· · · ·

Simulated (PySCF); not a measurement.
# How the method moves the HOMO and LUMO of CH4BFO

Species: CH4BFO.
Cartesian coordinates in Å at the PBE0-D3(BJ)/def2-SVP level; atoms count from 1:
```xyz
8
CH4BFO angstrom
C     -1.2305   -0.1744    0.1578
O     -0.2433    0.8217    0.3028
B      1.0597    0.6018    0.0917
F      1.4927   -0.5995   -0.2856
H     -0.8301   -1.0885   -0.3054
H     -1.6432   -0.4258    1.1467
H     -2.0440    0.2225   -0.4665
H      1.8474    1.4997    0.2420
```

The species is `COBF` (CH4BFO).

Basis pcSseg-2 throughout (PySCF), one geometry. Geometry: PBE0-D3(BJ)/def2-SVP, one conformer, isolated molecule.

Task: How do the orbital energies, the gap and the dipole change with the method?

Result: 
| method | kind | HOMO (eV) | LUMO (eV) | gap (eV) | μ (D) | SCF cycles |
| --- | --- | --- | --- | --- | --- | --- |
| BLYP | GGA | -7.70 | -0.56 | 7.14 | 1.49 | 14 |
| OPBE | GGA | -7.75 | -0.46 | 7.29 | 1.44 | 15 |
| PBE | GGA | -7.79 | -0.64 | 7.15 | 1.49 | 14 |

· · · ·

Word for word, give the material above a second time.

Simulated (PySCF); not a measurement.
# How the method moves the HOMO and LUMO of CH4BFO

Species: CH4BFO.
Cartesian coordinates in Å at the PBE0-D3(BJ)/def2-SVP level; atoms count from 1:
```xyz
8
CH4BFO angstrom
C     -1.2305   -0.1744    0.1578
O     -0.2433    0.8217    0.3028
B      1.0597    0.6018    0.0917
F      1.4927   -0.5995   -0.2856
H     -0.8301   -1.0885   -0.3054
H     -1.6432   -0.4258    1.1467
H     -2.0440    0.2225   -0.4665
H      1.8474    1.4997    0.2420
```

The species is `COBF` (CH4BFO).

Basis pcSseg-2 throughout (PySCF), one geometry. Geometry: PBE0-D3(BJ)/def2-SVP, one conformer, isolated molecule.

Task: How do the orbital energies, the gap and the dipole change with the method?

Result: 
| method | kind | HOMO (eV) | LUMO (eV) | gap (eV) | μ (D) | SCF cycles |
| --- | --- | --- | --- | --- | --- | --- |
| BLYP | GGA | -7.70 | -0.56 | 7.14 | 1.49 | 14 |
| OPBE | GGA | -7.75 | -0.46 | 7.29 | 1.44 | 15 |
| PBE | GGA | -7.79 | -0.64 | 7.15 | 1.49 | 14 |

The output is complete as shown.